ASSIGNMENT: Starting at the line that contains "Question: These tests" in the listing below, write out every line word for word until you have written the line that contains "to 22i cm⁻¹ |".

==== GIVEN INFORMATION ====

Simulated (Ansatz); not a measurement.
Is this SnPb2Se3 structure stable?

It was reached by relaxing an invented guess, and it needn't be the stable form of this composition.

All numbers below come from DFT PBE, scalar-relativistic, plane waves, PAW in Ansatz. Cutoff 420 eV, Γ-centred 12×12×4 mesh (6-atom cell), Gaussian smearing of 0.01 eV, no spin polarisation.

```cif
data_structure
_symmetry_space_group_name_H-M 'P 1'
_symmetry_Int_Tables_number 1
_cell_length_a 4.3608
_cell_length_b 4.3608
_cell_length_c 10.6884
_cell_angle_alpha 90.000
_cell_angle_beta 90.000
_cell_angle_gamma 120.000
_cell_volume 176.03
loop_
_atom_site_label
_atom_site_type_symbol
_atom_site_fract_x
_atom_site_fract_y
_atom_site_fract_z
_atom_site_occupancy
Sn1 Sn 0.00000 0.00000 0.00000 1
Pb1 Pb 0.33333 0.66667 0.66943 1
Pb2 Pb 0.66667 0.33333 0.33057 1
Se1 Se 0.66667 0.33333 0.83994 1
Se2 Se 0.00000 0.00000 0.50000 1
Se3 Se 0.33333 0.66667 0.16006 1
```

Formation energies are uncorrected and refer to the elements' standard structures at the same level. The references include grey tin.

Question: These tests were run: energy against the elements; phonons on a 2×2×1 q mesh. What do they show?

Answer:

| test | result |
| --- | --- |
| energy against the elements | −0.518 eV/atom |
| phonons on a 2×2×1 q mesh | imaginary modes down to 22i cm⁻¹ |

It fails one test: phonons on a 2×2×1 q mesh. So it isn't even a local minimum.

====

RESPONSE:
Question: These tests were run: energy against the elements; phonons on a 2×2×1 q mesh. What do they show?

Answer:

| test | result |
| --- | --- |
| energy against the elements | −0.518 eV/atom |
| phonons on a 2×2×1 q mesh | imaginary modes down to 22i cm⁻¹ |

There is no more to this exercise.